### REQUIRED ACTION
The listing that follows should be reproduced exactly, line for line.

■ ■ ■
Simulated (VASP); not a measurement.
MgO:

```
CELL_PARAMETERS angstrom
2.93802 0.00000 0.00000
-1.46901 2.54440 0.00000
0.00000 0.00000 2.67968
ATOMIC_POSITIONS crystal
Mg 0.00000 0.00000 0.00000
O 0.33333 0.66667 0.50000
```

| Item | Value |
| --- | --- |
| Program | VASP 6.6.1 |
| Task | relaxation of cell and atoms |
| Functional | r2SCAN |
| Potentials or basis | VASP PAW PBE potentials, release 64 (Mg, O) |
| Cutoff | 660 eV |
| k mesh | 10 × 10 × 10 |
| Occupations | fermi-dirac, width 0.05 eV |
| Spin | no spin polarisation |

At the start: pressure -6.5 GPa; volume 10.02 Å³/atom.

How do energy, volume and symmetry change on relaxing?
■ ■ ■

### EXPECTED ANSWER
Simulated (VASP); not a measurement.
MgO:

```
CELL_PARAMETERS angstrom
2.93802 0.00000 0.00000
-1.46901 2.54440 0.00000
0.00000 0.00000 2.67968
ATOMIC_POSITIONS crystal
Mg 0.00000 0.00000 0.00000
O 0.33333 0.66667 0.50000
```

| Item | Value |
| --- | --- |
| Program | VASP 6.6.1 |
| Task | relaxation of cell and atoms |
| Functional | r2SCAN |
| Potentials or basis | VASP PAW PBE potentials, release 64 (Mg, O) |
| Cutoff | 660 eV |
| k mesh | 10 × 10 × 10 |
| Occupations | fermi-dirac, width 0.05 eV |
| Spin | no spin polarisation |

At the start: pressure -6.5 GPa; volume 10.02 Å³/atom.

How do energy, volume and symmetry change on relaxing?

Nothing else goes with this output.